» **Exercise**
Write out each entry again. Keep every word exactly as it is.

» **Dataset entries**
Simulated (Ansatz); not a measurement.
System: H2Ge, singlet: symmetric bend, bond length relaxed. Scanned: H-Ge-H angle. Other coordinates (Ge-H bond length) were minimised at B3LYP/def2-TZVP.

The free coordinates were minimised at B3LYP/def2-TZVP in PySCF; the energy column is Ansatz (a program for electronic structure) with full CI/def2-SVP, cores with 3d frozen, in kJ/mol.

» **Written reply**
Simulated (Ansatz); not a measurement.
System: H2Ge, singlet: symmetric bend, bond length relaxed. Scanned: H-Ge-H angle. Other coordinates (Ge-H bond length) were minimised at B3LYP/def2-TZVP.

The free coordinates were minimised at B3LYP/def2-TZVP in PySCF; the energy column is Ansatz (a program for electronic structure) with full CI/def2-SVP, cores with 3d frozen, in kJ/mol.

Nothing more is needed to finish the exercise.